> **Brief**
Print every entry again, precisely as written.

==============================
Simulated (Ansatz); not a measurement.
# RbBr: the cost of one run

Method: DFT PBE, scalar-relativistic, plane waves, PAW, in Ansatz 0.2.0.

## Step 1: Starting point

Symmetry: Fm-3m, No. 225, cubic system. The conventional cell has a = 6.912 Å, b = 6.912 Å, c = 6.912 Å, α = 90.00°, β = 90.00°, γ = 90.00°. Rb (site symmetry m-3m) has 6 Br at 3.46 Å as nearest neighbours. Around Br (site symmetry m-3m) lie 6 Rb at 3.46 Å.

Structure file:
==============================

> **Your solution**
Simulated (Ansatz); not a measurement.
# RbBr: the cost of one run

Method: DFT PBE, scalar-relativistic, plane waves, PAW, in Ansatz 0.2.0.

## Step 1: Starting point

Symmetry: Fm-3m, No. 225, cubic system. The conventional cell has a = 6.912 Å, b = 6.912 Å, c = 6.912 Å, α = 90.00°, β = 90.00°, γ = 90.00°. Rb (site symmetry m-3m) has 6 Br at 3.46 Å as nearest neighbours. Around Br (site symmetry m-3m) lie 6 Rb at 3.46 Å.

Structure file:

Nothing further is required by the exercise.